§ **Provided records**
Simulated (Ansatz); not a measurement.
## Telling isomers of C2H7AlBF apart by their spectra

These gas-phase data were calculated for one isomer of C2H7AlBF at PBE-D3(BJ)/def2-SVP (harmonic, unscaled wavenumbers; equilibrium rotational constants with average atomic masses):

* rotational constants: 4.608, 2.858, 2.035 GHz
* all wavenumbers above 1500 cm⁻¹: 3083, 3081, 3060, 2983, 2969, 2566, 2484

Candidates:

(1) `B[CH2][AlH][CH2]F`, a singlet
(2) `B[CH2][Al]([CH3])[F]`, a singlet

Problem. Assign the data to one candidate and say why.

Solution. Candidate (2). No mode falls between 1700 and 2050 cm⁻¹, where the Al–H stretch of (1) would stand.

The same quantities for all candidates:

§ **Assignment**
Print out every record again, exactly and in full.

§ **Your response**
Simulated (Ansatz); not a measurement.
## Telling isomers of C2H7AlBF apart by their spectra

These gas-phase data were calculated for one isomer of C2H7AlBF at PBE-D3(BJ)/def2-SVP (harmonic, unscaled wavenumbers; equilibrium rotational constants with average atomic masses):

* rotational constants: 4.608, 2.858, 2.035 GHz
* all wavenumbers above 1500 cm⁻¹: 3083, 3081, 3060, 2983, 2969, 2566, 2484

Candidates:

(1) `B[CH2][AlH][CH2]F`, a singlet
(2) `B[CH2][Al]([CH3])[F]`, a singlet

Problem. Assign the data to one candidate and say why.

Solution. Candidate (2). No mode falls between 1700 and 2050 cm⁻¹, where the Al–H stretch of (1) would stand.

The same quantities for all candidates:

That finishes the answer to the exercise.